[Requirement] Your output should be the lines from the start of the data through the line containing "## (1) Starting point", exactly and nothing more.

[Entries provided]
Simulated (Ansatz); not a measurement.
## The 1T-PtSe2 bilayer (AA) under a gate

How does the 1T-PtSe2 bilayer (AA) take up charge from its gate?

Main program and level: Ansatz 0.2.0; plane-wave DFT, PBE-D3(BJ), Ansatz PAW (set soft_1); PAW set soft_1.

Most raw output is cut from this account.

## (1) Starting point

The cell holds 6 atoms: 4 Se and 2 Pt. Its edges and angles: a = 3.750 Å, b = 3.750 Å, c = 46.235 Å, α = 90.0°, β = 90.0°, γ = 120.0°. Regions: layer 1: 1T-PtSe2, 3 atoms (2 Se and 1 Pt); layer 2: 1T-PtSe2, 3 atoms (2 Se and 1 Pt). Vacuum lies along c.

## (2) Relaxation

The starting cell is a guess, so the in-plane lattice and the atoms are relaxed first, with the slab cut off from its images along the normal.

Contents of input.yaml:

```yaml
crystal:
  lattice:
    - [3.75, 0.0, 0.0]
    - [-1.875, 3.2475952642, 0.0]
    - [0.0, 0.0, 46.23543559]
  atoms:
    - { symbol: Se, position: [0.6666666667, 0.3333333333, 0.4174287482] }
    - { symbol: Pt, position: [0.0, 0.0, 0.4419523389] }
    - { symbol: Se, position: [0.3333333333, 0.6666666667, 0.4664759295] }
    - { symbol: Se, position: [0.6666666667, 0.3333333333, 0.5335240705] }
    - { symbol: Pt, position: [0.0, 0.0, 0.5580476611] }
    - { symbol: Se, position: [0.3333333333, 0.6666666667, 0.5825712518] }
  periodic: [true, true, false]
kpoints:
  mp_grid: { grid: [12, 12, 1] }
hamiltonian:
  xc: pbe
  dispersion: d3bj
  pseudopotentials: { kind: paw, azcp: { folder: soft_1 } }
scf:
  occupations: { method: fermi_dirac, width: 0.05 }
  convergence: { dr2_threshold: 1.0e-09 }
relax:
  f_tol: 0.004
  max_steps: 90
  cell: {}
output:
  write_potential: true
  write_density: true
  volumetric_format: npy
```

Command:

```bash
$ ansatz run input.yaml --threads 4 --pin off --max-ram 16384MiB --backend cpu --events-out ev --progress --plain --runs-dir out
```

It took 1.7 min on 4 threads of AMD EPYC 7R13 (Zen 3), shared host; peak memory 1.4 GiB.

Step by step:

[Written response]
Simulated (Ansatz); not a measurement.
## The 1T-PtSe2 bilayer (AA) under a gate

How does the 1T-PtSe2 bilayer (AA) take up charge from its gate?

Main program and level: Ansatz 0.2.0; plane-wave DFT, PBE-D3(BJ), Ansatz PAW (set soft_1); PAW set soft_1.

Most raw output is cut from this account.

## (1) Starting point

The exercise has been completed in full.